▸ **EXTRACTED DATA**:
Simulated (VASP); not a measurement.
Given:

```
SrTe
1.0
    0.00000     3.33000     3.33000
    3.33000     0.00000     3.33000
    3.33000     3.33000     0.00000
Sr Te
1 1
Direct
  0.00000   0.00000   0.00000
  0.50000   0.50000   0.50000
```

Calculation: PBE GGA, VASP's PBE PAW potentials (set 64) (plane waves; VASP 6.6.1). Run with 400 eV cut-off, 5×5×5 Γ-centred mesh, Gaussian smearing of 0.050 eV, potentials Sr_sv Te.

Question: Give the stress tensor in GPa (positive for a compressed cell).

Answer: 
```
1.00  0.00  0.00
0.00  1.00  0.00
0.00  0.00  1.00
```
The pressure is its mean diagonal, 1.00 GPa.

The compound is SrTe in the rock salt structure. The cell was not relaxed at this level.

▸ **WORK TASK**: Only the lines above starting at the line that holds "Calculation: PBE GGA, VASP's" and ending at the line that holds "The pressure is its mean diagonal, 1.00 GPa." are to be repeated, exactly and in full.

▸ **REPLY**:
Calculation: PBE GGA, VASP's PBE PAW potentials (set 64) (plane waves; VASP 6.6.1). Run with 400 eV cut-off, 5×5×5 Γ-centred mesh, Gaussian smearing of 0.050 eV, potentials Sr_sv Te.

Question: Give the stress tensor in GPa (positive for a compressed cell).

Answer: 
```
1.00  0.00  0.00
0.00  1.00  0.00
0.00  0.00  1.00
```
The pressure is its mean diagonal, 1.00 GPa.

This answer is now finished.